* * * * * * * * *

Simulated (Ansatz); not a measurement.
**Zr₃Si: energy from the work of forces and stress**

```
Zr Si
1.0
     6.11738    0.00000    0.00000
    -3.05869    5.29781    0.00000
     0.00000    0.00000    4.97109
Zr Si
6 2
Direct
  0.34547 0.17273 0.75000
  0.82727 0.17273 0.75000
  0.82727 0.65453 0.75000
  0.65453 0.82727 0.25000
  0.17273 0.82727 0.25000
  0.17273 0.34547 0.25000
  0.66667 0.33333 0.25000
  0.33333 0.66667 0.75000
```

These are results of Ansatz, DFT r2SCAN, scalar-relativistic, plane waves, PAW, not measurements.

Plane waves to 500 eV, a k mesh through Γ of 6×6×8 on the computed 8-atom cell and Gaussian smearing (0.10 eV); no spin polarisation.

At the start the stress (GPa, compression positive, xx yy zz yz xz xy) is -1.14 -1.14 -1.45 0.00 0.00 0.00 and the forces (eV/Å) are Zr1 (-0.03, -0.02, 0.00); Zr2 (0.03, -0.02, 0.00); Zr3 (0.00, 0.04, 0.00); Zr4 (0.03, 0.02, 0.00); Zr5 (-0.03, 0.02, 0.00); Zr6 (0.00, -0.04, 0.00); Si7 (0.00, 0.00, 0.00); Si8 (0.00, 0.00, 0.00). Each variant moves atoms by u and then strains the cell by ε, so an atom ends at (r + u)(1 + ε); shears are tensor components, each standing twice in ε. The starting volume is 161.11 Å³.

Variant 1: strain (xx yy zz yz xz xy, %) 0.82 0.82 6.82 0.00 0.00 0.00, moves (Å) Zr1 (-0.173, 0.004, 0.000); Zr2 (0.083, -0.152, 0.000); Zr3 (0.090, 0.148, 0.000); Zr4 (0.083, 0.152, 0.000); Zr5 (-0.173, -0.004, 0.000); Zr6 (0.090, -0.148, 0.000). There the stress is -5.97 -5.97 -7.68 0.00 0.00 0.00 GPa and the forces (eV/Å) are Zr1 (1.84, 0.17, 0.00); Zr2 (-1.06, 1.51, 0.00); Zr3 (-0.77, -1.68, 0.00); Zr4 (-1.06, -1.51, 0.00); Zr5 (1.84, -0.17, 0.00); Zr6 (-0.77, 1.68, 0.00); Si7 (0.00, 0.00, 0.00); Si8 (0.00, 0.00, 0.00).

* * * * * * * * *

Return only the lines between the one holding "forces and stress**" and the one holding "These are results", inclusive, exactly as they appear above.

**Zr₃Si: energy from the work of forces and stress**

```
Zr Si
1.0
     6.11738    0.00000    0.00000
    -3.05869    5.29781    0.00000
     0.00000    0.00000    4.97109
Zr Si
6 2
Direct
  0.34547 0.17273 0.75000
  0.82727 0.17273 0.75000
  0.82727 0.65453 0.75000
  0.65453 0.82727 0.25000
  0.17273 0.82727 0.25000
  0.17273 0.34547 0.25000
  0.66667 0.33333 0.25000
  0.33333 0.66667 0.75000
```

These are results of Ansatz, DFT r2SCAN, scalar-relativistic, plane waves, PAW, not measurements.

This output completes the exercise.